===== STORED DATA

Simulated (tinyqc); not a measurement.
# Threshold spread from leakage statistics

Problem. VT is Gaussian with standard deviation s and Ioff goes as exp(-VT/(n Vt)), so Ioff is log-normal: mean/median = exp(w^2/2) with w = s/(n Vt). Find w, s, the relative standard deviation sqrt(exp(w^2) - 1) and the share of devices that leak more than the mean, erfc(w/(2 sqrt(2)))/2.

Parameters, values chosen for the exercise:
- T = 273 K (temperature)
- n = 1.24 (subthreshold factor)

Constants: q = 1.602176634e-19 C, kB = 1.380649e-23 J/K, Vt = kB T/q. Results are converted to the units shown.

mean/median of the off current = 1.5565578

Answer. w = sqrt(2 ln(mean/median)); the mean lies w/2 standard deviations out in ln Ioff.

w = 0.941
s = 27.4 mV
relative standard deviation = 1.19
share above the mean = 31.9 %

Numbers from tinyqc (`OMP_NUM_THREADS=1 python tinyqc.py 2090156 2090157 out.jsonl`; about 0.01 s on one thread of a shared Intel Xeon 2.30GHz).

==========

### EXERCISE
Give an exact copy of the lines above, from the top of the records to the line that contains "share above the mean = 31.9 %", taking in both ends.

### PROBLEM SOLUTION
Simulated (tinyqc); not a measurement.
# Threshold spread from leakage statistics

Problem. VT is Gaussian with standard deviation s and Ioff goes as exp(-VT/(n Vt)), so Ioff is log-normal: mean/median = exp(w^2/2) with w = s/(n Vt). Find w, s, the relative standard deviation sqrt(exp(w^2) - 1) and the share of devices that leak more than the mean, erfc(w/(2 sqrt(2)))/2.

Parameters, values chosen for the exercise:
- T = 273 K (temperature)
- n = 1.24 (subthreshold factor)

Constants: q = 1.602176634e-19 C, kB = 1.380649e-23 J/K, Vt = kB T/q. Results are converted to the units shown.

mean/median of the off current = 1.5565578

Answer. w = sqrt(2 ln(mean/median)); the mean lies w/2 standard deviations out in ln Ioff.

w = 0.941
s = 27.4 mV
relative standard deviation = 1.19
share above the mean = 31.9 %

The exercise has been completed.